* Brief: Print each entry word for word.

* Excerpted records:
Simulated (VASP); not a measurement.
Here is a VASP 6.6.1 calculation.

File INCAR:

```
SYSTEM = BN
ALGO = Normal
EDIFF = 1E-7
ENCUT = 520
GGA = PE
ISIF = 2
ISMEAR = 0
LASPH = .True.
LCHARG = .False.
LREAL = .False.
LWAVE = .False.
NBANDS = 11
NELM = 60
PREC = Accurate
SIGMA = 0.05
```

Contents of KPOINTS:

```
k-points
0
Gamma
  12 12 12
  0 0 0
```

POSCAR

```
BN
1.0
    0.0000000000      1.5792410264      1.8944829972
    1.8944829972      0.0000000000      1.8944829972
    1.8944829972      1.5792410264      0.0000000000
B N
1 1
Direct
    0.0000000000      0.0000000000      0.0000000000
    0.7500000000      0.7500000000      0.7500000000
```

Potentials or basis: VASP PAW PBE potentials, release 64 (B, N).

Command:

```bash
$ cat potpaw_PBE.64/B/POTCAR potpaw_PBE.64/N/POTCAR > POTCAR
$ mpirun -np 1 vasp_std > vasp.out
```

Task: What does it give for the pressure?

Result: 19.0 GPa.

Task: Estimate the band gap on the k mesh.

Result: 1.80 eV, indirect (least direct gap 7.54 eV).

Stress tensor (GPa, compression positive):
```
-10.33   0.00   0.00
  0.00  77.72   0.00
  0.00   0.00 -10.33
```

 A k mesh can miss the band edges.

* Exercise result:
Simulated (VASP); not a measurement.
Here is a VASP 6.6.1 calculation.

File INCAR:

```
SYSTEM = BN
ALGO = Normal
EDIFF = 1E-7
ENCUT = 520
GGA = PE
ISIF = 2
ISMEAR = 0
LASPH = .True.
LCHARG = .False.
LREAL = .False.
LWAVE = .False.
NBANDS = 11
NELM = 60
PREC = Accurate
SIGMA = 0.05
```

Contents of KPOINTS:

```
k-points
0
Gamma
  12 12 12
  0 0 0
```

POSCAR

```
BN
1.0
    0.0000000000      1.5792410264      1.8944829972
    1.8944829972      0.0000000000      1.8944829972
    1.8944829972      1.5792410264      0.0000000000
B N
1 1
Direct
    0.0000000000      0.0000000000      0.0000000000
    0.7500000000      0.7500000000      0.7500000000
```

Potentials or basis: VASP PAW PBE potentials, release 64 (B, N).

Command:

```bash
$ cat potpaw_PBE.64/B/POTCAR potpaw_PBE.64/N/POTCAR > POTCAR
$ mpirun -np 1 vasp_std > vasp.out
```

Task: What does it give for the pressure?

Result: 19.0 GPa.

Task: Estimate the band gap on the k mesh.

Result: 1.80 eV, indirect (least direct gap 7.54 eV).

Stress tensor (GPa, compression positive):
```
-10.33   0.00   0.00
  0.00  77.72   0.00
  0.00   0.00 -10.33
```

 A k mesh can miss the band edges.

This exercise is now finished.